>>>>

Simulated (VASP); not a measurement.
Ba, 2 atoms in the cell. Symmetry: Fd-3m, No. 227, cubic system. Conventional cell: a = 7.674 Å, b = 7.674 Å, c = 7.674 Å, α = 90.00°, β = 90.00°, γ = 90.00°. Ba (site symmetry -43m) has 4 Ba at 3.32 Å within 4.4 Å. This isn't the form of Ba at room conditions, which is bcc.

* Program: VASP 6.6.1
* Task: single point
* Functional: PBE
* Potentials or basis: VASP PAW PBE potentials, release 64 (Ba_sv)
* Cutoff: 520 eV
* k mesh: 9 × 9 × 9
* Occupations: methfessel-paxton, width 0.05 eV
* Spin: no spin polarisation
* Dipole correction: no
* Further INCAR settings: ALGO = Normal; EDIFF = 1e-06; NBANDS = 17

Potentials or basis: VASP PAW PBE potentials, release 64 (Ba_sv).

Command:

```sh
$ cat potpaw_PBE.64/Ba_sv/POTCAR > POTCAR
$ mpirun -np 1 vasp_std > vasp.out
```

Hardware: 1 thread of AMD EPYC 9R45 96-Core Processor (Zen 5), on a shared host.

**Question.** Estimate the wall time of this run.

<<<<

Please give back exactly the lines of this listing beginning at the line with "release 64 (Ba_sv)." and ending with the line with "Hardware: 1 thread", both included, and nothing else.

• _EXPECTED ANSWER_:
Potentials or basis: VASP PAW PBE potentials, release 64 (Ba_sv).

Command:

```sh
$ cat potpaw_PBE.64/Ba_sv/POTCAR > POTCAR
$ mpirun -np 1 vasp_std > vasp.out
```

Hardware: 1 thread of AMD EPYC 9R45 96-Core Processor (Zen 5), on a shared host.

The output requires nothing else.